= Task item =
Starting with the first line below, reproduce each line exactly until you have included the one bearing "A: From the".

+ + +

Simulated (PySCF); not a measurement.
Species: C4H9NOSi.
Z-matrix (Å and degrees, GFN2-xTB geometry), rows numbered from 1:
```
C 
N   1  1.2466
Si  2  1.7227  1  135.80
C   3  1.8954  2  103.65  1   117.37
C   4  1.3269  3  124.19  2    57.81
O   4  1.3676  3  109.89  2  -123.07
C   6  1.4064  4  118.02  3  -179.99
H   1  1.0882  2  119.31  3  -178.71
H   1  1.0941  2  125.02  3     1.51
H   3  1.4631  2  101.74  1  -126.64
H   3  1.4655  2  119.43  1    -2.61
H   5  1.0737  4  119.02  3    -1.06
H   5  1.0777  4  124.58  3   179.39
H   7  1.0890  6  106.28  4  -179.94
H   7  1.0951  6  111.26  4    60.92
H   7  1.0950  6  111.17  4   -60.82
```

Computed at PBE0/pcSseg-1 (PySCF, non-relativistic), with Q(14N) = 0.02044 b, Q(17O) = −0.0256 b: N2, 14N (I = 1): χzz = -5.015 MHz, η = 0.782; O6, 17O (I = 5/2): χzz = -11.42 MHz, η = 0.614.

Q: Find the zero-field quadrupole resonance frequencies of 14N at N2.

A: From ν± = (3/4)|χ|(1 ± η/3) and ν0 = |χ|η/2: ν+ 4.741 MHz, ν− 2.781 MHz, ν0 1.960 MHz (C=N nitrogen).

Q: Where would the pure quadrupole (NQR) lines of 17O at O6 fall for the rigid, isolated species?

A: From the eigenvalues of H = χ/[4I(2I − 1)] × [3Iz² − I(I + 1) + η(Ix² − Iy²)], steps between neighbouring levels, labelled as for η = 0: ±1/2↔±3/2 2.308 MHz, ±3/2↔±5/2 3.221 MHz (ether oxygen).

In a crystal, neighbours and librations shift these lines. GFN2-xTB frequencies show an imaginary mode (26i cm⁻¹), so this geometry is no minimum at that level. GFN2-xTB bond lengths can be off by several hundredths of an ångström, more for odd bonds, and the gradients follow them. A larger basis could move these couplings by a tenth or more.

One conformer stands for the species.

+ + +

= Written reply =
Simulated (PySCF); not a measurement.
Species: C4H9NOSi.
Z-matrix (Å and degrees, GFN2-xTB geometry), rows numbered from 1:
```
C 
N   1  1.2466
Si  2  1.7227  1  135.80
C   3  1.8954  2  103.65  1   117.37
C   4  1.3269  3  124.19  2    57.81
O   4  1.3676  3  109.89  2  -123.07
C   6  1.4064  4  118.02  3  -179.99
H   1  1.0882  2  119.31  3  -178.71
H   1  1.0941  2  125.02  3     1.51
H   3  1.4631  2  101.74  1  -126.64
H   3  1.4655  2  119.43  1    -2.61
H   5  1.0737  4  119.02  3    -1.06
H   5  1.0777  4  124.58  3   179.39
H   7  1.0890  6  106.28  4  -179.94
H   7  1.0951  6  111.26  4    60.92
H   7  1.0950  6  111.17  4   -60.82
```

Computed at PBE0/pcSseg-1 (PySCF, non-relativistic), with Q(14N) = 0.02044 b, Q(17O) = −0.0256 b: N2, 14N (I = 1): χzz = -5.015 MHz, η = 0.782; O6, 17O (I = 5/2): χzz = -11.42 MHz, η = 0.614.

Q: Find the zero-field quadrupole resonance frequencies of 14N at N2.

A: From ν± = (3/4)|χ|(1 ± η/3) and ν0 = |χ|η/2: ν+ 4.741 MHz, ν− 2.781 MHz, ν0 1.960 MHz (C=N nitrogen).

Q: Where would the pure quadrupole (NQR) lines of 17O at O6 fall for the rigid, isolated species?

A: From the eigenvalues of H = χ/[4I(2I − 1)] × [3Iz² − I(I + 1) + η(Ix² − Iy²)], steps between neighbouring levels, labelled as for η = 0: ±1/2↔±3/2 2.308 MHz, ±3/2↔±5/2 3.221 MHz (ether oxygen).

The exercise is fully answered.